--- Stored data Enclosed Below ---

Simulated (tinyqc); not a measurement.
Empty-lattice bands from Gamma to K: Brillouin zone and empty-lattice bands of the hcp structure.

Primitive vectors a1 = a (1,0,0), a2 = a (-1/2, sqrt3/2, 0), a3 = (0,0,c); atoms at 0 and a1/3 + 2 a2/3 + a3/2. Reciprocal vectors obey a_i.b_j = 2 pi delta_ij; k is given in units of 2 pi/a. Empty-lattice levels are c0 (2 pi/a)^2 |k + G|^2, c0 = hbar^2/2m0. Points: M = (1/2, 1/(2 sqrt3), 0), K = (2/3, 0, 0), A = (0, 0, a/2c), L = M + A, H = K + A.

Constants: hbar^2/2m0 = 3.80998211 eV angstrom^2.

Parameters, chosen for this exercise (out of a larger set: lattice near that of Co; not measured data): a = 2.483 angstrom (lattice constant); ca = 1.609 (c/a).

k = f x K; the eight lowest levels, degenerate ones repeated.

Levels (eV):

--- End of Enclosed Stored data ---

▶ [Work request]: In the entries above, please find the line with "Empty-lattice bands from" and the line with "k = f x K; the", then write out exactly those two lines and every line between them, and nothing more.

▶ [Problem solution]:
Empty-lattice bands from Gamma to K: Brillouin zone and empty-lattice bands of the hcp structure.

Primitive vectors a1 = a (1,0,0), a2 = a (-1/2, sqrt3/2, 0), a3 = (0,0,c); atoms at 0 and a1/3 + 2 a2/3 + a3/2. Reciprocal vectors obey a_i.b_j = 2 pi delta_ij; k is given in units of 2 pi/a. Empty-lattice levels are c0 (2 pi/a)^2 |k + G|^2, c0 = hbar^2/2m0. Points: M = (1/2, 1/(2 sqrt3), 0), K = (2/3, 0, 0), A = (0, 0, a/2c), L = M + A, H = K + A.

Constants: hbar^2/2m0 = 3.80998211 eV angstrom^2.

Parameters, chosen for this exercise (out of a larger set: lattice near that of Co; not measured data): a = 2.483 angstrom (lattice constant); ca = 1.609 (c/a).

k = f x K; the eight lowest levels, degenerate ones repeated.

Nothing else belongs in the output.